■ **Supplied data**:
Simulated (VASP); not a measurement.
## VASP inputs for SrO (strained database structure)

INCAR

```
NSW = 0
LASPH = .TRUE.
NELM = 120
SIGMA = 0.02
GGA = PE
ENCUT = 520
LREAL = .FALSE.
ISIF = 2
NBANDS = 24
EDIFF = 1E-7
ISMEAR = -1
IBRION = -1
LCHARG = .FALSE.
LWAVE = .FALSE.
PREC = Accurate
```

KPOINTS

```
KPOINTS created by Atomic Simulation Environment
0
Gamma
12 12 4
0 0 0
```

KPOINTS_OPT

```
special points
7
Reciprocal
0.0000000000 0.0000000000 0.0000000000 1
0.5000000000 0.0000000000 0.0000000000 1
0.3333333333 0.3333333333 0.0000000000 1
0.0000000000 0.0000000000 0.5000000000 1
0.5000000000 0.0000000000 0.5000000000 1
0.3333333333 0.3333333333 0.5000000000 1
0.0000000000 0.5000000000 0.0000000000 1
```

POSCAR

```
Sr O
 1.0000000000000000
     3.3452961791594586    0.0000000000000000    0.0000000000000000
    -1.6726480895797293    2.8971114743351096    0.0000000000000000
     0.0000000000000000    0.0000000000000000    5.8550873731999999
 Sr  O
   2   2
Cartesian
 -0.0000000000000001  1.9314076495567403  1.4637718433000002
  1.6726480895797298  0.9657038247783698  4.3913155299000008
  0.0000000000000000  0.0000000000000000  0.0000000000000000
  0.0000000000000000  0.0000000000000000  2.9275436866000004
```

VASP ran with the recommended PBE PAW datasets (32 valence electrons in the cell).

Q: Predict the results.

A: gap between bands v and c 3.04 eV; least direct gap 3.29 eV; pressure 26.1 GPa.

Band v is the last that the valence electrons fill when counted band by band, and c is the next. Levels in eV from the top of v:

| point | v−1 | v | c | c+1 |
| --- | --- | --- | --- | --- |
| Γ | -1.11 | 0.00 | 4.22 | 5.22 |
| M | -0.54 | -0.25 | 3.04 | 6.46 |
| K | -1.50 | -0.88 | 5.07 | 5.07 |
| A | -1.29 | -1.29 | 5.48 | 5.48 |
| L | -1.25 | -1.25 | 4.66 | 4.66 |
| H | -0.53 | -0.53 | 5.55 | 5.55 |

■ **Required action**: Each line from the start of the records through the line holding "Band v is the" must be returned exactly; nothing else belongs in the answer.

■ **Exercise output**:
Simulated (VASP); not a measurement.
## VASP inputs for SrO (strained database structure)

INCAR

```
NSW = 0
LASPH = .TRUE.
NELM = 120
SIGMA = 0.02
GGA = PE
ENCUT = 520
LREAL = .FALSE.
ISIF = 2
NBANDS = 24
EDIFF = 1E-7
ISMEAR = -1
IBRION = -1
LCHARG = .FALSE.
LWAVE = .FALSE.
PREC = Accurate
```

KPOINTS

```
KPOINTS created by Atomic Simulation Environment
0
Gamma
12 12 4
0 0 0
```

KPOINTS_OPT

```
special points
7
Reciprocal
0.0000000000 0.0000000000 0.0000000000 1
0.5000000000 0.0000000000 0.0000000000 1
0.3333333333 0.3333333333 0.0000000000 1
0.0000000000 0.0000000000 0.5000000000 1
0.5000000000 0.0000000000 0.5000000000 1
0.3333333333 0.3333333333 0.5000000000 1
0.0000000000 0.5000000000 0.0000000000 1
```

POSCAR

```
Sr O
 1.0000000000000000
     3.3452961791594586    0.0000000000000000    0.0000000000000000
    -1.6726480895797293    2.8971114743351096    0.0000000000000000
     0.0000000000000000    0.0000000000000000    5.8550873731999999
 Sr  O
   2   2
Cartesian
 -0.0000000000000001  1.9314076495567403  1.4637718433000002
  1.6726480895797298  0.9657038247783698  4.3913155299000008
  0.0000000000000000  0.0000000000000000  0.0000000000000000
  0.0000000000000000  0.0000000000000000  2.9275436866000004
```

VASP ran with the recommended PBE PAW datasets (32 valence electrons in the cell).

Q: Predict the results.

A: gap between bands v and c 3.04 eV; least direct gap 3.29 eV; pressure 26.1 GPa.

Band v is the last that the valence electrons fill when counted band by band, and c is the next. Levels in eV from the top of v:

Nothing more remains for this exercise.